** Requirement **
Copy, word for word, the lines of the entries below between the one with "Computed with Ansatz." and the one with "(1) Give its formula and SMILES.", inclusive, and leave out everything else.

** Data listing **
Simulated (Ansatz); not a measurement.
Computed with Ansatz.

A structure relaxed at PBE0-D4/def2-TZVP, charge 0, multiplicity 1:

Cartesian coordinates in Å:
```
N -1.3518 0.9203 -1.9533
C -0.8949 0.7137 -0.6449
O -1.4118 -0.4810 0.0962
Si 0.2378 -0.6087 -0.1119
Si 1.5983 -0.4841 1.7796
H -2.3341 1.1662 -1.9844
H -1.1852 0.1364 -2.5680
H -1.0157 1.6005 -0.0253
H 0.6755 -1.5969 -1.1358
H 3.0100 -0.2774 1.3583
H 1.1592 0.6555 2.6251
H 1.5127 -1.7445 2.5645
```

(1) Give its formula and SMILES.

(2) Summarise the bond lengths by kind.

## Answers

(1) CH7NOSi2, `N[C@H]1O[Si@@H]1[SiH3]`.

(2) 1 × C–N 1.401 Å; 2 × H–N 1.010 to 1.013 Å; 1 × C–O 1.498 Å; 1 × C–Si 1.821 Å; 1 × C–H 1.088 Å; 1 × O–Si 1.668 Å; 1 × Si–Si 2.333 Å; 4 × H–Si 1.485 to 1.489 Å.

** Task result **
Computed with Ansatz.

A structure relaxed at PBE0-D4/def2-TZVP, charge 0, multiplicity 1:

Cartesian coordinates in Å:
```
N -1.3518 0.9203 -1.9533
C -0.8949 0.7137 -0.6449
O -1.4118 -0.4810 0.0962
Si 0.2378 -0.6087 -0.1119
Si 1.5983 -0.4841 1.7796
H -2.3341 1.1662 -1.9844
H -1.1852 0.1364 -2.5680
H -1.0157 1.6005 -0.0253
H 0.6755 -1.5969 -1.1358
H 3.0100 -0.2774 1.3583
H 1.1592 0.6555 2.6251
H 1.5127 -1.7445 2.5645
```

(1) Give its formula and SMILES.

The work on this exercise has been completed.